******
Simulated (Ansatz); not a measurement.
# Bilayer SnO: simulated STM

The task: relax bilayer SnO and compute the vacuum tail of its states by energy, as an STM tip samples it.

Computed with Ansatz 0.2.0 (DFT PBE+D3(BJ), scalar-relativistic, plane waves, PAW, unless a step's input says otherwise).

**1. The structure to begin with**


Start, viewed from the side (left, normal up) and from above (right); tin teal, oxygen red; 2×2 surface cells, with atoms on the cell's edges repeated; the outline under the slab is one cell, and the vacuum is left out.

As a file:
******

| TASK ITEM |
Would you copy each line of the data exactly as it appears above?

| EXERCISE RESPONSE |
Simulated (Ansatz); not a measurement.
# Bilayer SnO: simulated STM

The task: relax bilayer SnO and compute the vacuum tail of its states by energy, as an STM tip samples it.

Computed with Ansatz 0.2.0 (DFT PBE+D3(BJ), scalar-relativistic, plane waves, PAW, unless a step's input says otherwise).

**1. The structure to begin with**


Start, viewed from the side (left, normal up) and from above (right); tin teal, oxygen red; 2×2 surface cells, with atoms on the cell's edges repeated; the outline under the slab is one cell, and the vacuum is left out.

As a file:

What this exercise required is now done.